REQUIREMENT - Although the data below holds other lines too, output only those from the line with "## Na3Rh: VASP beside Ansatz" up to and including the line with "Alike in both", exactly as they appear.

RECORDS SUPPLIED -
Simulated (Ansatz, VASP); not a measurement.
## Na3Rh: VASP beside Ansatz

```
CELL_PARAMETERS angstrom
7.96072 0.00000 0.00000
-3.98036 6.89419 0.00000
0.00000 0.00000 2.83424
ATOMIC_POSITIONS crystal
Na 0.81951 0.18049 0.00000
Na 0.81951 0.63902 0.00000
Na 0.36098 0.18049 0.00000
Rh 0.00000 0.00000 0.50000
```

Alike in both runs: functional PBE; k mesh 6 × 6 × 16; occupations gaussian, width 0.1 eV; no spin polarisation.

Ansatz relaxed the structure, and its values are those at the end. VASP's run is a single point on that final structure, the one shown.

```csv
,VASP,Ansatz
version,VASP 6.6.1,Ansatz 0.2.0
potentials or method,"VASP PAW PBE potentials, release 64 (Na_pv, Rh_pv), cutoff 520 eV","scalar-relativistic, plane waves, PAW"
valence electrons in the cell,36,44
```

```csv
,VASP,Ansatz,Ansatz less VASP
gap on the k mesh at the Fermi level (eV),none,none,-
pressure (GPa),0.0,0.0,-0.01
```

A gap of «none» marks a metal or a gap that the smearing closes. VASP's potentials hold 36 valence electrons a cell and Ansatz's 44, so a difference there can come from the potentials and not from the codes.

ANSWER BOX -
## Na3Rh: VASP beside Ansatz

```
CELL_PARAMETERS angstrom
7.96072 0.00000 0.00000
-3.98036 6.89419 0.00000
0.00000 0.00000 2.83424
ATOMIC_POSITIONS crystal
Na 0.81951 0.18049 0.00000
Na 0.81951 0.63902 0.00000
Na 0.36098 0.18049 0.00000
Rh 0.00000 0.00000 0.50000
```

Alike in both runs: functional PBE; k mesh 6 × 6 × 16; occupations gaussian, width 0.1 eV; no spin polarisation.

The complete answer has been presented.